## Data records
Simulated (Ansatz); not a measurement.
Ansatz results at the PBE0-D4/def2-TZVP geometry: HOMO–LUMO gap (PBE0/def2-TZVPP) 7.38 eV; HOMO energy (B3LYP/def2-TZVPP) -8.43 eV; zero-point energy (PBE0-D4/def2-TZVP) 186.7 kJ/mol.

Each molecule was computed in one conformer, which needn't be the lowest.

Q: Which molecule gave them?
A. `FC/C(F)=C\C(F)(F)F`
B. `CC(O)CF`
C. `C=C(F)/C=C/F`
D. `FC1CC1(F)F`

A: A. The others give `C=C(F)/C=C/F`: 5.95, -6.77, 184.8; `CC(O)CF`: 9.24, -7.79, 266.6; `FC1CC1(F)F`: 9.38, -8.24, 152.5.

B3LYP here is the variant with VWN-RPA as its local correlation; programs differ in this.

## Requirement
Only the lines from the beginning of the material through the line with "A: A. The others" should appear in the answer, each copied exactly.

## Solution
Simulated (Ansatz); not a measurement.
Ansatz results at the PBE0-D4/def2-TZVP geometry: HOMO–LUMO gap (PBE0/def2-TZVPP) 7.38 eV; HOMO energy (B3LYP/def2-TZVPP) -8.43 eV; zero-point energy (PBE0-D4/def2-TZVP) 186.7 kJ/mol.

Each molecule was computed in one conformer, which needn't be the lowest.

Q: Which molecule gave them?
A. `FC/C(F)=C\C(F)(F)F`
B. `CC(O)CF`
C. `C=C(F)/C=C/F`
D. `FC1CC1(F)F`

A: A. The others give `C=C(F)/C=C/F`: 5.95, -6.77, 184.8; `CC(O)CF`: 9.24, -7.79, 266.6; `FC1CC1(F)F`: 9.38, -8.24, 152.5.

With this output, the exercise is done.